**Exercise**
Find "(Ansatz, PBE0-D4/def2-TZVP geometry)." and "be the lowest." in the records below. Copy the lines holding them and every line between, exactly, and no others.

**Entries supplied**
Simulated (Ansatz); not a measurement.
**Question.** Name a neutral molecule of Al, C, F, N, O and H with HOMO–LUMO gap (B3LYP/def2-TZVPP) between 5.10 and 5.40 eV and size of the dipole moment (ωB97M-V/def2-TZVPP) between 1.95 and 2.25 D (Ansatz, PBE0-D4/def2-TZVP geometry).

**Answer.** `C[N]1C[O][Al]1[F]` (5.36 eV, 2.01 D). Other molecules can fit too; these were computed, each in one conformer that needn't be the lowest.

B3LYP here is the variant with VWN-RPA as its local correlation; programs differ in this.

**Task output**
**Question.** Name a neutral molecule of Al, C, F, N, O and H with HOMO–LUMO gap (B3LYP/def2-TZVPP) between 5.10 and 5.40 eV and size of the dipole moment (ωB97M-V/def2-TZVPP) between 1.95 and 2.25 D (Ansatz, PBE0-D4/def2-TZVP geometry).

**Answer.** `C[N]1C[O][Al]1[F]` (5.36 eV, 2.01 D). Other molecules can fit too; these were computed, each in one conformer that needn't be the lowest.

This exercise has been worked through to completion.